:: EXTRACTED ENTRIES ::
--------------------

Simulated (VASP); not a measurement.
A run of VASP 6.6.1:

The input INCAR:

--------------------

Print the complete listing again, exactly as it stands.

:: EXPECTED ANSWER ::
Simulated (VASP); not a measurement.
A run of VASP 6.6.1:

The input INCAR:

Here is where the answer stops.